WORK ITEM.
Repeat the records below line by line, exactly, finishing on the line that contains "2.28 | -0.003 |".

DATASET ENTRIES.
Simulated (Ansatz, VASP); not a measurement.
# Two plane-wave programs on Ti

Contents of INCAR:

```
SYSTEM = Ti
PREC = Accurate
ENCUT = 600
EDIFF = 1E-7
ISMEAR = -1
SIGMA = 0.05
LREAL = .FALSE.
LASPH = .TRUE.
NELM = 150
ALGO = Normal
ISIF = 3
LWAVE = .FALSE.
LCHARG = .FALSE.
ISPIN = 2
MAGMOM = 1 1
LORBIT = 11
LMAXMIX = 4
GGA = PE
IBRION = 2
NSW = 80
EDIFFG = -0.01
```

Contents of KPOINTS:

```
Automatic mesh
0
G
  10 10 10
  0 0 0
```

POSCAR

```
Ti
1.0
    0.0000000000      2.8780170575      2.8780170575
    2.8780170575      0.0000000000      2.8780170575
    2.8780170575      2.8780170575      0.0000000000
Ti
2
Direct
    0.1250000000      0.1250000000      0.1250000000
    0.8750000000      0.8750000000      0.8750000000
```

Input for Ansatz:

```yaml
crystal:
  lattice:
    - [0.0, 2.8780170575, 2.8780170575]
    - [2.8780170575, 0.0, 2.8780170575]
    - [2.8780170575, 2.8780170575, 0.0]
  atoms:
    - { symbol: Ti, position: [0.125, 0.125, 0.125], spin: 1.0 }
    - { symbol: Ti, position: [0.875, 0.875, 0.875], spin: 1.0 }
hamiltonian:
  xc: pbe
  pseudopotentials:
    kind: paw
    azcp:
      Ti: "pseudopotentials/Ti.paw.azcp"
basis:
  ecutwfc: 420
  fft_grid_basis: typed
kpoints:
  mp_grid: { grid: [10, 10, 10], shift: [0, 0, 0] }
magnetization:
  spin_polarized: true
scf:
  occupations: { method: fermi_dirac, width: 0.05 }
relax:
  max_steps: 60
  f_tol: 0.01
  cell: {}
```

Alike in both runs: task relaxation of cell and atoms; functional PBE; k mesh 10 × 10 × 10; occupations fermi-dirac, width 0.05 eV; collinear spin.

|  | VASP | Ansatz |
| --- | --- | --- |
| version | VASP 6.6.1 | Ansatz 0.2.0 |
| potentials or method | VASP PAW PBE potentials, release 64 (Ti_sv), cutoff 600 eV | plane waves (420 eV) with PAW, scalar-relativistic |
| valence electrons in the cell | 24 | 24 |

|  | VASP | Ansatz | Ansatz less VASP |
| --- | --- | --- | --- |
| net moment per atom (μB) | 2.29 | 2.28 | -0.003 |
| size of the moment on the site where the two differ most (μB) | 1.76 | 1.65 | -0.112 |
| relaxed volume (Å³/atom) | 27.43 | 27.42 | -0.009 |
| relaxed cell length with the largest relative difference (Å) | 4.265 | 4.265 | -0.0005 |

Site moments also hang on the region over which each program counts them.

YOUR SOLUTION.
Simulated (Ansatz, VASP); not a measurement.
# Two plane-wave programs on Ti

Contents of INCAR:

```
SYSTEM = Ti
PREC = Accurate
ENCUT = 600
EDIFF = 1E-7
ISMEAR = -1
SIGMA = 0.05
LREAL = .FALSE.
LASPH = .TRUE.
NELM = 150
ALGO = Normal
ISIF = 3
LWAVE = .FALSE.
LCHARG = .FALSE.
ISPIN = 2
MAGMOM = 1 1
LORBIT = 11
LMAXMIX = 4
GGA = PE
IBRION = 2
NSW = 80
EDIFFG = -0.01
```

Contents of KPOINTS:

```
Automatic mesh
0
G
  10 10 10
  0 0 0
```

POSCAR

```
Ti
1.0
    0.0000000000      2.8780170575      2.8780170575
    2.8780170575      0.0000000000      2.8780170575
    2.8780170575      2.8780170575      0.0000000000
Ti
2
Direct
    0.1250000000      0.1250000000      0.1250000000
    0.8750000000      0.8750000000      0.8750000000
```

Input for Ansatz:

```yaml
crystal:
  lattice:
    - [0.0, 2.8780170575, 2.8780170575]
    - [2.8780170575, 0.0, 2.8780170575]
    - [2.8780170575, 2.8780170575, 0.0]
  atoms:
    - { symbol: Ti, position: [0.125, 0.125, 0.125], spin: 1.0 }
    - { symbol: Ti, position: [0.875, 0.875, 0.875], spin: 1.0 }
hamiltonian:
  xc: pbe
  pseudopotentials:
    kind: paw
    azcp:
      Ti: "pseudopotentials/Ti.paw.azcp"
basis:
  ecutwfc: 420
  fft_grid_basis: typed
kpoints:
  mp_grid: { grid: [10, 10, 10], shift: [0, 0, 0] }
magnetization:
  spin_polarized: true
scf:
  occupations: { method: fermi_dirac, width: 0.05 }
relax:
  max_steps: 60
  f_tol: 0.01
  cell: {}
```

Alike in both runs: task relaxation of cell and atoms; functional PBE; k mesh 10 × 10 × 10; occupations fermi-dirac, width 0.05 eV; collinear spin.

|  | VASP | Ansatz |
| --- | --- | --- |
| version | VASP 6.6.1 | Ansatz 0.2.0 |
| potentials or method | VASP PAW PBE potentials, release 64 (Ti_sv), cutoff 600 eV | plane waves (420 eV) with PAW, scalar-relativistic |
| valence electrons in the cell | 24 | 24 |

|  | VASP | Ansatz | Ansatz less VASP |
| --- | --- | --- | --- |
| net moment per atom (μB) | 2.29 | 2.28 | -0.003 |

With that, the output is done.